**Brief:** The answer is to be an exact copy of the lines below running from the line with "VASP ran on this input." down to the line with "One equivalent input", both ends included, and nothing more.

**Entries supplied:**
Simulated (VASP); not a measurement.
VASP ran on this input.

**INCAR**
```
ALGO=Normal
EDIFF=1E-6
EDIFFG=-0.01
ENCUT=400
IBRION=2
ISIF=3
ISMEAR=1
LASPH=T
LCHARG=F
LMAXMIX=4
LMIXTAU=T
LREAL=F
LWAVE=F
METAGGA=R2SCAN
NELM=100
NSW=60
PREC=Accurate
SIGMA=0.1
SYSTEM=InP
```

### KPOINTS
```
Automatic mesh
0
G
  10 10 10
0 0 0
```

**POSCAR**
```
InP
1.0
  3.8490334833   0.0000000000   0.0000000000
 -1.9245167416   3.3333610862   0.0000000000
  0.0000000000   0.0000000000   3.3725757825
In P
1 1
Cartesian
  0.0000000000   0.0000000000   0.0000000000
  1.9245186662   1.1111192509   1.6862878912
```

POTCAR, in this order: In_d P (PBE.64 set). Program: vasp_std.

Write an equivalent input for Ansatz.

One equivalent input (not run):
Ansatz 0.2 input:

**Exercise output:**
VASP ran on this input.

**INCAR**
```
ALGO=Normal
EDIFF=1E-6
EDIFFG=-0.01
ENCUT=400
IBRION=2
ISIF=3
ISMEAR=1
LASPH=T
LCHARG=F
LMAXMIX=4
LMIXTAU=T
LREAL=F
LWAVE=F
METAGGA=R2SCAN
NELM=100
NSW=60
PREC=Accurate
SIGMA=0.1
SYSTEM=InP
```

### KPOINTS
```
Automatic mesh
0
G
  10 10 10
0 0 0
```

**POSCAR**
```
InP
1.0
  3.8490334833   0.0000000000   0.0000000000
 -1.9245167416   3.3333610862   0.0000000000
  0.0000000000   0.0000000000   3.3725757825
In P
1 1
Cartesian
  0.0000000000   0.0000000000   0.0000000000
  1.9245186662   1.1111192509   1.6862878912
```

POTCAR, in this order: In_d P (PBE.64 set). Program: vasp_std.

Write an equivalent input for Ansatz.

One equivalent input (not run):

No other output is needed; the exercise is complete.